» EXERCISE
Reproduce all the entries, matching the original word for word.

» SOURCE MATERIAL
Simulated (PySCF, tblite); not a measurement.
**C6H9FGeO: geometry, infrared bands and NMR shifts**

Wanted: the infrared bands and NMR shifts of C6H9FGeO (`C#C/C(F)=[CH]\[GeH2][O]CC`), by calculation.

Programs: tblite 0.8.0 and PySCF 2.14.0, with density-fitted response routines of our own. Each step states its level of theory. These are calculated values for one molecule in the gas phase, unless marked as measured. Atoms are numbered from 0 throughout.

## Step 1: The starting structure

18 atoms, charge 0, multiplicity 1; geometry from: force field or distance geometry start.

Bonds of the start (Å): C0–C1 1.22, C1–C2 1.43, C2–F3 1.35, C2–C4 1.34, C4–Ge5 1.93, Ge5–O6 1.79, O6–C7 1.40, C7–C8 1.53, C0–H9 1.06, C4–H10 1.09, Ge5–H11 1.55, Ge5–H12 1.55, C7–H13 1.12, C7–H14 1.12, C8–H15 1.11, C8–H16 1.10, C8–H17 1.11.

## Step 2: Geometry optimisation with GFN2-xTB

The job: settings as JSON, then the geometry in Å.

» WORKED SOLUTION
Simulated (PySCF, tblite); not a measurement.
**C6H9FGeO: geometry, infrared bands and NMR shifts**

Wanted: the infrared bands and NMR shifts of C6H9FGeO (`C#C/C(F)=[CH]\[GeH2][O]CC`), by calculation.

Programs: tblite 0.8.0 and PySCF 2.14.0, with density-fitted response routines of our own. Each step states its level of theory. These are calculated values for one molecule in the gas phase, unless marked as measured. Atoms are numbered from 0 throughout.

## Step 1: The starting structure

18 atoms, charge 0, multiplicity 1; geometry from: force field or distance geometry start.

Bonds of the start (Å): C0–C1 1.22, C1–C2 1.43, C2–F3 1.35, C2–C4 1.34, C4–Ge5 1.93, Ge5–O6 1.79, O6–C7 1.40, C7–C8 1.53, C0–H9 1.06, C4–H10 1.09, Ge5–H11 1.55, Ge5–H12 1.55, C7–H13 1.12, C7–H14 1.12, C8–H15 1.11, C8–H16 1.10, C8–H17 1.11.

## Step 2: Geometry optimisation with GFN2-xTB

The job: settings as JSON, then the geometry in Å.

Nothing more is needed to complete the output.